Work request -
Each record in the material below must be written out again exactly.

======== Entries shown ========

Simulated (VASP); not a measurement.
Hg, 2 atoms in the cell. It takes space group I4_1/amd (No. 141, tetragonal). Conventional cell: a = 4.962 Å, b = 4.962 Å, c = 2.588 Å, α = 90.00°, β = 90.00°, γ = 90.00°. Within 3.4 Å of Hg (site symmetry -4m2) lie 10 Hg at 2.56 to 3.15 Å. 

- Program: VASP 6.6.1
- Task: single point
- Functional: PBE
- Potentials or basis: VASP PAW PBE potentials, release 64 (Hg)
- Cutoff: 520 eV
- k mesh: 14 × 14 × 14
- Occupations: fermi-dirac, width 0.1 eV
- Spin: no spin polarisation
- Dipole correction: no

========

Exercise answer -
Simulated (VASP); not a measurement.
Hg, 2 atoms in the cell. It takes space group I4_1/amd (No. 141, tetragonal). Conventional cell: a = 4.962 Å, b = 4.962 Å, c = 2.588 Å, α = 90.00°, β = 90.00°, γ = 90.00°. Within 3.4 Å of Hg (site symmetry -4m2) lie 10 Hg at 2.56 to 3.15 Å. 

- Program: VASP 6.6.1
- Task: single point
- Functional: PBE
- Potentials or basis: VASP PAW PBE potentials, release 64 (Hg)
- Cutoff: 520 eV
- k mesh: 14 × 14 × 14
- Occupations: fermi-dirac, width 0.1 eV
- Spin: no spin polarisation
- Dipole correction: no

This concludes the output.